— Action item —
When the line containing "- Further INCAR" appears in the entries below, begin printing there and stop after the line containing "Wall time 30"; print each of those lines exactly and no other line.

— Data provided —
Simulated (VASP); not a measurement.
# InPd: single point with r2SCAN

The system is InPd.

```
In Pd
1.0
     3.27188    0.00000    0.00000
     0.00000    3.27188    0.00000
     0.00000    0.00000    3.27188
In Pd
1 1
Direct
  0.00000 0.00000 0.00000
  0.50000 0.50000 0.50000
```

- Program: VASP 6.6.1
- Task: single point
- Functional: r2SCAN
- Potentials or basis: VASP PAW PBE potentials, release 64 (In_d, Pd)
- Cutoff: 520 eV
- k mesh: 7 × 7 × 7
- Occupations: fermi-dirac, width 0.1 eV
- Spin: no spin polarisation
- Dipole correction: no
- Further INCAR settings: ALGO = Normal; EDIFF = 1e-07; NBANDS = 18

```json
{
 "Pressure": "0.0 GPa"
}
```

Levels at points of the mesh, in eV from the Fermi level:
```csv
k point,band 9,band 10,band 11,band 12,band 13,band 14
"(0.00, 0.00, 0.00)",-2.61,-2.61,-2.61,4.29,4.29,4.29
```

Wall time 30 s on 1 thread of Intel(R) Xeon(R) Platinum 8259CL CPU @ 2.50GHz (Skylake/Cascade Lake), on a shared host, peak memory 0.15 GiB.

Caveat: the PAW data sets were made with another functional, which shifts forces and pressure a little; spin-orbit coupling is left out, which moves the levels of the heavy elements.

— Task response —
- Further INCAR settings: ALGO = Normal; EDIFF = 1e-07; NBANDS = 18

```json
{
 "Pressure": "0.0 GPa"
}
```

Levels at points of the mesh, in eV from the Fermi level:
```csv
k point,band 9,band 10,band 11,band 12,band 13,band 14
"(0.00, 0.00, 0.00)",-2.61,-2.61,-2.61,4.29,4.29,4.29
```

Wall time 30 s on 1 thread of Intel(R) Xeon(R) Platinum 8259CL CPU @ 2.50GHz (Skylake/Cascade Lake), on a shared host, peak memory 0.15 GiB.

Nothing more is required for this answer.